• [TASK ITEM]:
Would you please copy the part of the material below that opens with the line containing "Quantity | Value |" and closes with the line containing "at 4.90 eV) |"? Copy it exactly, and only it.

• [RECORD SET]:
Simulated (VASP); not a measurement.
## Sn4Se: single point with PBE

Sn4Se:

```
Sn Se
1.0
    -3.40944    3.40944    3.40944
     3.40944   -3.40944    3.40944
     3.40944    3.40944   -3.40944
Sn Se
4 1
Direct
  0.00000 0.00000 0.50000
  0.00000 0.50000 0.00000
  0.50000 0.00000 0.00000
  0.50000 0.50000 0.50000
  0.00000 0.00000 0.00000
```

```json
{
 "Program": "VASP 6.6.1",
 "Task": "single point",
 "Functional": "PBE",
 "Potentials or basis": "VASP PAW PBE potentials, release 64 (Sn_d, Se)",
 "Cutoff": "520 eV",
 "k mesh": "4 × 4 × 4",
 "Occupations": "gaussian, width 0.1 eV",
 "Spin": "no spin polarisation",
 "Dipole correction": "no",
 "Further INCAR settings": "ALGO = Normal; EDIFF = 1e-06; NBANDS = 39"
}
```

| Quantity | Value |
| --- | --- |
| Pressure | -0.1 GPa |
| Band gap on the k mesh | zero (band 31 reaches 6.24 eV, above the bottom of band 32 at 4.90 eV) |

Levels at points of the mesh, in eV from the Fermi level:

• [TASK RESULT]:
| Quantity | Value |
| --- | --- |
| Pressure | -0.1 GPa |
| Band gap on the k mesh | zero (band 31 reaches 6.24 eV, above the bottom of band 32 at 4.90 eV) |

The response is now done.